## Assigned task
Everything from the first line of the entries below through the line holding "Finite-difference elastic constants" must be printed exactly as written.

-- Provided material follows --
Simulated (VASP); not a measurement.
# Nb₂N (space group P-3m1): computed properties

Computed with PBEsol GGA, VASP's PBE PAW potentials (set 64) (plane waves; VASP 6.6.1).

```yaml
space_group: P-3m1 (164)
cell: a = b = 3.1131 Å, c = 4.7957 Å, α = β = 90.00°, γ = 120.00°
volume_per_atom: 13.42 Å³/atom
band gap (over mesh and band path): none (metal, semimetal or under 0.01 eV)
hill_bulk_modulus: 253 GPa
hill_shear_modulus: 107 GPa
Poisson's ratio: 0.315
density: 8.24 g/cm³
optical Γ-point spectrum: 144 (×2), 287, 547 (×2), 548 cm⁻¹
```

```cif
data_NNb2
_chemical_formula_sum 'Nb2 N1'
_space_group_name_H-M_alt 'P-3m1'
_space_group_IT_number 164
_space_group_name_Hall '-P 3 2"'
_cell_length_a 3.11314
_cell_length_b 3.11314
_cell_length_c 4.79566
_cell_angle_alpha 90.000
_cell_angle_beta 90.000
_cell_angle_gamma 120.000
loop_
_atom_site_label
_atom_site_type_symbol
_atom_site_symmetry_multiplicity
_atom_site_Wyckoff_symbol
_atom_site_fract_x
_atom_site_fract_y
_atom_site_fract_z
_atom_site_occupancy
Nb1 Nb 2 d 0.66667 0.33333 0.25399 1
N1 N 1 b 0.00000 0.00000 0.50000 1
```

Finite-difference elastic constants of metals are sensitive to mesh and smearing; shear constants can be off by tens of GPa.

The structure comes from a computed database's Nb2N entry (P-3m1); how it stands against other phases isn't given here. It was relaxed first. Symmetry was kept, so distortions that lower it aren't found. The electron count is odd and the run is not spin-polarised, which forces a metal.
-- Provided material concluded --

## Answer space
Simulated (VASP); not a measurement.
# Nb₂N (space group P-3m1): computed properties

Computed with PBEsol GGA, VASP's PBE PAW potentials (set 64) (plane waves; VASP 6.6.1).

```yaml
space_group: P-3m1 (164)
cell: a = b = 3.1131 Å, c = 4.7957 Å, α = β = 90.00°, γ = 120.00°
volume_per_atom: 13.42 Å³/atom
band gap (over mesh and band path): none (metal, semimetal or under 0.01 eV)
hill_bulk_modulus: 253 GPa
hill_shear_modulus: 107 GPa
Poisson's ratio: 0.315
density: 8.24 g/cm³
optical Γ-point spectrum: 144 (×2), 287, 547 (×2), 548 cm⁻¹
```

```cif
data_NNb2
_chemical_formula_sum 'Nb2 N1'
_space_group_name_H-M_alt 'P-3m1'
_space_group_IT_number 164
_space_group_name_Hall '-P 3 2"'
_cell_length_a 3.11314
_cell_length_b 3.11314
_cell_length_c 4.79566
_cell_angle_alpha 90.000
_cell_angle_beta 90.000
_cell_angle_gamma 120.000
loop_
_atom_site_label
_atom_site_type_symbol
_atom_site_symmetry_multiplicity
_atom_site_Wyckoff_symbol
_atom_site_fract_x
_atom_site_fract_y
_atom_site_fract_z
_atom_site_occupancy
Nb1 Nb 2 d 0.66667 0.33333 0.25399 1
N1 N 1 b 0.00000 0.00000 0.50000 1
```

Finite-difference elastic constants of metals are sensitive to mesh and smearing; shear constants can be off by tens of GPa.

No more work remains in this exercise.